*** DATASET RECORDS ***

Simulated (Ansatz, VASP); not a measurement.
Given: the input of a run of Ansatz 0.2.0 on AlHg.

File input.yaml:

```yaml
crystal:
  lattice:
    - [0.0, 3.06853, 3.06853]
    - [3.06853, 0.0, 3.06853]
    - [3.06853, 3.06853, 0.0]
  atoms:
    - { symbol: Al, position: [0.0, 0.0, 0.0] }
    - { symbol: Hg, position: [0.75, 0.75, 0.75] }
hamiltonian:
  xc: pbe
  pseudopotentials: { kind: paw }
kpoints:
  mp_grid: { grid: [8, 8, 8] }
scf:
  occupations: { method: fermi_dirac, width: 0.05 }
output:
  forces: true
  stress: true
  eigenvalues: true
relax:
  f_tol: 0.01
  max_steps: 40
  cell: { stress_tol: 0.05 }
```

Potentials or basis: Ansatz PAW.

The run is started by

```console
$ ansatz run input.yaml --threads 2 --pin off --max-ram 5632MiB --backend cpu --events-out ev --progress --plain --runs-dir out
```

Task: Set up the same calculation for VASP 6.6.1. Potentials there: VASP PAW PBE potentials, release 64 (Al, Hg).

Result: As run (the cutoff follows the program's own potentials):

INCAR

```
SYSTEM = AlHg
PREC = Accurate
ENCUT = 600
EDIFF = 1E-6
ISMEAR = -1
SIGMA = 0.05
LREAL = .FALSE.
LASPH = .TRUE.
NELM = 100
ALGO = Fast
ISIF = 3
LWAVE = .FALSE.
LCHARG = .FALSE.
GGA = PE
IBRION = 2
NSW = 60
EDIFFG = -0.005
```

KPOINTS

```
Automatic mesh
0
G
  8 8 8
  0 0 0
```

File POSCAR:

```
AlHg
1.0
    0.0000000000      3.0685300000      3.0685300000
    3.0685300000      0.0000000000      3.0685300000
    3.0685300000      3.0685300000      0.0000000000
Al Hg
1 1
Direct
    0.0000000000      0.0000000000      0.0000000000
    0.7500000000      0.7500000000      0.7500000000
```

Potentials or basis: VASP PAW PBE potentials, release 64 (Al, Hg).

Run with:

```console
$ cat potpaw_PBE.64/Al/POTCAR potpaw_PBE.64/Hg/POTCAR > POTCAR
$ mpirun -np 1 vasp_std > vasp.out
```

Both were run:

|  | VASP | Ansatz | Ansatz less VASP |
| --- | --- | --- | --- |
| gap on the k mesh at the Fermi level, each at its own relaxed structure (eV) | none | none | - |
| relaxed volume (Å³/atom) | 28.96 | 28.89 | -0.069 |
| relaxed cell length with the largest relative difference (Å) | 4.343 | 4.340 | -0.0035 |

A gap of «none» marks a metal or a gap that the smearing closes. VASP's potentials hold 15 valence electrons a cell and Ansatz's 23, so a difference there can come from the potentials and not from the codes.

*** End of DATASET RECORDS ***

Starting with the first line of the records above, give back each line exactly until the line with "The run is started by" has been given as well.

### SOLUTION
Simulated (Ansatz, VASP); not a measurement.
Given: the input of a run of Ansatz 0.2.0 on AlHg.

File input.yaml:

```yaml
crystal:
  lattice:
    - [0.0, 3.06853, 3.06853]
    - [3.06853, 0.0, 3.06853]
    - [3.06853, 3.06853, 0.0]
  atoms:
    - { symbol: Al, position: [0.0, 0.0, 0.0] }
    - { symbol: Hg, position: [0.75, 0.75, 0.75] }
hamiltonian:
  xc: pbe
  pseudopotentials: { kind: paw }
kpoints:
  mp_grid: { grid: [8, 8, 8] }
scf:
  occupations: { method: fermi_dirac, width: 0.05 }
output:
  forces: true
  stress: true
  eigenvalues: true
relax:
  f_tol: 0.01
  max_steps: 40
  cell: { stress_tol: 0.05 }
```

Potentials or basis: Ansatz PAW.

The run is started by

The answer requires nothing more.